### Work task
The lines below are to be quoted exactly, from the first through the one that contains "Task: How long".

·····

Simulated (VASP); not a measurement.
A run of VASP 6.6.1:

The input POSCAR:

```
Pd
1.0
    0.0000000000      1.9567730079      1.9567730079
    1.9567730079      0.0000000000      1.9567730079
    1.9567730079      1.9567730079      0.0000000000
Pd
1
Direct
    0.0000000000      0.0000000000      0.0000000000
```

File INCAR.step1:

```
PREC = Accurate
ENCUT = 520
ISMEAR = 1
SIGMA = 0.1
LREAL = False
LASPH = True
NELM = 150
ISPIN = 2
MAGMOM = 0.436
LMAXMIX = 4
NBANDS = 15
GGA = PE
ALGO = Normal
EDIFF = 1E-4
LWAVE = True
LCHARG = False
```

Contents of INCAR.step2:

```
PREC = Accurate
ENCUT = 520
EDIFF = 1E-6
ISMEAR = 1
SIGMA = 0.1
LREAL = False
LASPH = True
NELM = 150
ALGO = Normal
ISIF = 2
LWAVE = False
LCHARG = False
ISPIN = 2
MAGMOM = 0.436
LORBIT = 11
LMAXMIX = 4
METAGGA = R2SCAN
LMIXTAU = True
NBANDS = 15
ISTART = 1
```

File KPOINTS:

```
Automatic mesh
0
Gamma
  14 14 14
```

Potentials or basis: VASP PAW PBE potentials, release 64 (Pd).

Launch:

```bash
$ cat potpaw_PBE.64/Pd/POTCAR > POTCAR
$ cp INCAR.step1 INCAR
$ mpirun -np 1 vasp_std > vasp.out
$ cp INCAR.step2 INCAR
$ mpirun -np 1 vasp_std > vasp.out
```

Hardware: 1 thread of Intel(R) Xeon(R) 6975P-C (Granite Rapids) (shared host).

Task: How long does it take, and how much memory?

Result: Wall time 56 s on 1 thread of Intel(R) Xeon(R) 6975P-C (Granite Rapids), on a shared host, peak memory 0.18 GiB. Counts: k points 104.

·····

### Written reply
Simulated (VASP); not a measurement.
A run of VASP 6.6.1:

The input POSCAR:

```
Pd
1.0
    0.0000000000      1.9567730079      1.9567730079
    1.9567730079      0.0000000000      1.9567730079
    1.9567730079      1.9567730079      0.0000000000
Pd
1
Direct
    0.0000000000      0.0000000000      0.0000000000
```

File INCAR.step1:

```
PREC = Accurate
ENCUT = 520
ISMEAR = 1
SIGMA = 0.1
LREAL = False
LASPH = True
NELM = 150
ISPIN = 2
MAGMOM = 0.436
LMAXMIX = 4
NBANDS = 15
GGA = PE
ALGO = Normal
EDIFF = 1E-4
LWAVE = True
LCHARG = False
```

Contents of INCAR.step2:

```
PREC = Accurate
ENCUT = 520
EDIFF = 1E-6
ISMEAR = 1
SIGMA = 0.1
LREAL = False
LASPH = True
NELM = 150
ALGO = Normal
ISIF = 2
LWAVE = False
LCHARG = False
ISPIN = 2
MAGMOM = 0.436
LORBIT = 11
LMAXMIX = 4
METAGGA = R2SCAN
LMIXTAU = True
NBANDS = 15
ISTART = 1
```

File KPOINTS:

```
Automatic mesh
0
Gamma
  14 14 14
```

Potentials or basis: VASP PAW PBE potentials, release 64 (Pd).

Launch:

```bash
$ cat potpaw_PBE.64/Pd/POTCAR > POTCAR
$ cp INCAR.step1 INCAR
$ mpirun -np 1 vasp_std > vasp.out
$ cp INCAR.step2 INCAR
$ mpirun -np 1 vasp_std > vasp.out
```

Hardware: 1 thread of Intel(R) Xeon(R) 6975P-C (Granite Rapids) (shared host).

Task: How long does it take, and how much memory?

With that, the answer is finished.